*ENTRIES PROVIDED*
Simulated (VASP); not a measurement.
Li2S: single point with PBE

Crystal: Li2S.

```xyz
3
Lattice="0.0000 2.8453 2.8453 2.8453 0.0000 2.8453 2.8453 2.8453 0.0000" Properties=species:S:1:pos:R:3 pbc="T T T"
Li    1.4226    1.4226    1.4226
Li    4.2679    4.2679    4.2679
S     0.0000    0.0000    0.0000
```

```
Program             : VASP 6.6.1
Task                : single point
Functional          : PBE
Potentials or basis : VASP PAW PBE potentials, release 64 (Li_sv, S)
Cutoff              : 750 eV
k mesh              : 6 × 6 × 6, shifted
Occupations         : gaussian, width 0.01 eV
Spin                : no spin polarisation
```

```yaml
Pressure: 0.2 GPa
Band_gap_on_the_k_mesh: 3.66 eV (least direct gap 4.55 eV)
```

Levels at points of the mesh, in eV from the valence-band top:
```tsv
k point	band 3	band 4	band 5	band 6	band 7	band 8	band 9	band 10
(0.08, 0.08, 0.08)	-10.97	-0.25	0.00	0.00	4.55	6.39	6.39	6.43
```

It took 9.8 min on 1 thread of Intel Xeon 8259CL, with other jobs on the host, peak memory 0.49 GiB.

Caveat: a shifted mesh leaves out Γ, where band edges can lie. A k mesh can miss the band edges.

*REQUIRED ACTION*
In the listing above, locate the line containing "Levels at points" and the line containing "It took 9.8", then transcribe both and every line between them verbatim.

*WRITTEN REPLY*
Levels at points of the mesh, in eV from the valence-band top:
```tsv
k point	band 3	band 4	band 5	band 6	band 7	band 8	band 9	band 10
(0.08, 0.08, 0.08)	-10.97	-0.25	0.00	0.00	4.55	6.39	6.39	6.43
```

It took 9.8 min on 1 thread of Intel Xeon 8259CL, with other jobs on the host, peak memory 0.49 GiB.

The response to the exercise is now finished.